Reproduce the records below in their entirety, exactly as shown.

--

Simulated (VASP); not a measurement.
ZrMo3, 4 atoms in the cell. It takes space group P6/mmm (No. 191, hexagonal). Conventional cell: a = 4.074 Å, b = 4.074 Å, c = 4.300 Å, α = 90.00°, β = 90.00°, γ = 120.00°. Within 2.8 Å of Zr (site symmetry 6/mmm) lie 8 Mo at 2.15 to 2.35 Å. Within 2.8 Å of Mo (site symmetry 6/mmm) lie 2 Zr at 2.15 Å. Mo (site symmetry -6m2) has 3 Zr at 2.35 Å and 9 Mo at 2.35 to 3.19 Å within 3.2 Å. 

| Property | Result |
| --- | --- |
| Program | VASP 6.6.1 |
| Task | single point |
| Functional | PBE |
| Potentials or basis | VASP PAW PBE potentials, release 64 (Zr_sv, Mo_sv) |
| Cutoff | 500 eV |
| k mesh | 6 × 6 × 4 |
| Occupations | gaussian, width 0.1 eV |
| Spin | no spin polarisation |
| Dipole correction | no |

--

Response area ->
Simulated (VASP); not a measurement.
ZrMo3, 4 atoms in the cell. It takes space group P6/mmm (No. 191, hexagonal). Conventional cell: a = 4.074 Å, b = 4.074 Å, c = 4.300 Å, α = 90.00°, β = 90.00°, γ = 120.00°. Within 2.8 Å of Zr (site symmetry 6/mmm) lie 8 Mo at 2.15 to 2.35 Å. Within 2.8 Å of Mo (site symmetry 6/mmm) lie 2 Zr at 2.15 Å. Mo (site symmetry -6m2) has 3 Zr at 2.35 Å and 9 Mo at 2.35 to 3.19 Å within 3.2 Å. 

| Property | Result |
| --- | --- |
| Program | VASP 6.6.1 |
| Task | single point |
| Functional | PBE |
| Potentials or basis | VASP PAW PBE potentials, release 64 (Zr_sv, Mo_sv) |
| Cutoff | 500 eV |
| k mesh | 6 × 6 × 4 |
| Occupations | gaussian, width 0.1 eV |
| Spin | no spin polarisation |
| Dipole correction | no |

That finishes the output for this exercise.